Given records section start

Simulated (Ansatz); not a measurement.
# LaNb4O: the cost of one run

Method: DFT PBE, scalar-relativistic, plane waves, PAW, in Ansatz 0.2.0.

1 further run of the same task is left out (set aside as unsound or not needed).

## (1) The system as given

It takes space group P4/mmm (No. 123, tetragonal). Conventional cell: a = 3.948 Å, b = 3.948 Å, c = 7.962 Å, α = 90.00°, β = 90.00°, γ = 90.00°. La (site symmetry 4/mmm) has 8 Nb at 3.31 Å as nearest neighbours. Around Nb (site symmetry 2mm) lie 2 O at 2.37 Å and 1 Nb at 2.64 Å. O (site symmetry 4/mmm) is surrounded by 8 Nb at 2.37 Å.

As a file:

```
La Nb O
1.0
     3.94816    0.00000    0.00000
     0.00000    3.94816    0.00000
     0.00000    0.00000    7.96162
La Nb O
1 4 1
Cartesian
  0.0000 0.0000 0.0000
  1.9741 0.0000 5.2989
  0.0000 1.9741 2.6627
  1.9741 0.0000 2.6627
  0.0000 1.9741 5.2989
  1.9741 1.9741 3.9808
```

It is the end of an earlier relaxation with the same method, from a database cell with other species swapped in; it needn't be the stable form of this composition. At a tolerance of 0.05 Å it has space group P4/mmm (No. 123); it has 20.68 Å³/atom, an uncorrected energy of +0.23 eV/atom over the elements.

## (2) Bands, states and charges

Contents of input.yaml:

Given records section end

Requirement
Copy the lines of the data above exactly as written, beginning with the line containing "Method: DFT PBE, scalar-relativistic, plane" and ending with the line containing "## (2) Bands, states and charges", and leave out all other lines.

Task answer
Method: DFT PBE, scalar-relativistic, plane waves, PAW, in Ansatz 0.2.0.

1 further run of the same task is left out (set aside as unsound or not needed).

## (1) The system as given

It takes space group P4/mmm (No. 123, tetragonal). Conventional cell: a = 3.948 Å, b = 3.948 Å, c = 7.962 Å, α = 90.00°, β = 90.00°, γ = 90.00°. La (site symmetry 4/mmm) has 8 Nb at 3.31 Å as nearest neighbours. Around Nb (site symmetry 2mm) lie 2 O at 2.37 Å and 1 Nb at 2.64 Å. O (site symmetry 4/mmm) is surrounded by 8 Nb at 2.37 Å.

As a file:

```
La Nb O
1.0
     3.94816    0.00000    0.00000
     0.00000    3.94816    0.00000
     0.00000    0.00000    7.96162
La Nb O
1 4 1
Cartesian
  0.0000 0.0000 0.0000
  1.9741 0.0000 5.2989
  0.0000 1.9741 2.6627
  1.9741 0.0000 2.6627
  0.0000 1.9741 5.2989
  1.9741 1.9741 3.9808
```

It is the end of an earlier relaxation with the same method, from a database cell with other species swapped in; it needn't be the stable form of this composition. At a tolerance of 0.05 Å it has space group P4/mmm (No. 123); it has 20.68 Å³/atom, an uncorrected energy of +0.23 eV/atom over the elements.

## (2) Bands, states and charges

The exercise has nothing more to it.